····················
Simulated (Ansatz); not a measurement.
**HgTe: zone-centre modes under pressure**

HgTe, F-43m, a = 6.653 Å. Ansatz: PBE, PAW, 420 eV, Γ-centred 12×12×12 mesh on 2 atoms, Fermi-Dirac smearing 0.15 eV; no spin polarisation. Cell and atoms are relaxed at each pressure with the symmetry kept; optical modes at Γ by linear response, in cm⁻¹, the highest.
····················

# Work task
Repeat the material above in its entirety, exactly.

# Task output
Simulated (Ansatz); not a measurement.
**HgTe: zone-centre modes under pressure**

HgTe, F-43m, a = 6.653 Å. Ansatz: PBE, PAW, 420 eV, Γ-centred 12×12×12 mesh on 2 atoms, Fermi-Dirac smearing 0.15 eV; no spin polarisation. Cell and atoms are relaxed at each pressure with the symmetry kept; optical modes at Γ by linear response, in cm⁻¹, the highest.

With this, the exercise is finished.